• DATA EXTRACT:
──────────

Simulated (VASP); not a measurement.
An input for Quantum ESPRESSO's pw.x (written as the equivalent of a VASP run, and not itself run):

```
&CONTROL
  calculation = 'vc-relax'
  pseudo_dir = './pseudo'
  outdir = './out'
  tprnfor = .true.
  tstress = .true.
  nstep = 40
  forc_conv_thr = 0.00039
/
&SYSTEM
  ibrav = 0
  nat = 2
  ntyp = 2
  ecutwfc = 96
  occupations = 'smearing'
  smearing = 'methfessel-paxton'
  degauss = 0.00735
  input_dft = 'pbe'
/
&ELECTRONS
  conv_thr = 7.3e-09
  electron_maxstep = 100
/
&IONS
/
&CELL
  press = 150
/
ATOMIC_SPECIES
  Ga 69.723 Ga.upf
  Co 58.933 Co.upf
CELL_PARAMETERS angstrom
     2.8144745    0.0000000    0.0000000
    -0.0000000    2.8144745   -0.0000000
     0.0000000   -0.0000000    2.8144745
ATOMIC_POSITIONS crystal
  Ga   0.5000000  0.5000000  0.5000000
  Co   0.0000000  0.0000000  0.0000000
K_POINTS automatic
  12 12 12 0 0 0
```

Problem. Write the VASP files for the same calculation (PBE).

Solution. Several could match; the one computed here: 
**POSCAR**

──────────

• WORK REQUEST: Your answer must be an exact transcription of all the data above.

• TASK RESPONSE:
Simulated (VASP); not a measurement.
An input for Quantum ESPRESSO's pw.x (written as the equivalent of a VASP run, and not itself run):

```
&CONTROL
  calculation = 'vc-relax'
  pseudo_dir = './pseudo'
  outdir = './out'
  tprnfor = .true.
  tstress = .true.
  nstep = 40
  forc_conv_thr = 0.00039
/
&SYSTEM
  ibrav = 0
  nat = 2
  ntyp = 2
  ecutwfc = 96
  occupations = 'smearing'
  smearing = 'methfessel-paxton'
  degauss = 0.00735
  input_dft = 'pbe'
/
&ELECTRONS
  conv_thr = 7.3e-09
  electron_maxstep = 100
/
&IONS
/
&CELL
  press = 150
/
ATOMIC_SPECIES
  Ga 69.723 Ga.upf
  Co 58.933 Co.upf
CELL_PARAMETERS angstrom
     2.8144745    0.0000000    0.0000000
    -0.0000000    2.8144745   -0.0000000
     0.0000000   -0.0000000    2.8144745
ATOMIC_POSITIONS crystal
  Ga   0.5000000  0.5000000  0.5000000
  Co   0.0000000  0.0000000  0.0000000
K_POINTS automatic
  12 12 12 0 0 0
```

Problem. Write the VASP files for the same calculation (PBE).

Solution. Several could match; the one computed here: 
**POSCAR**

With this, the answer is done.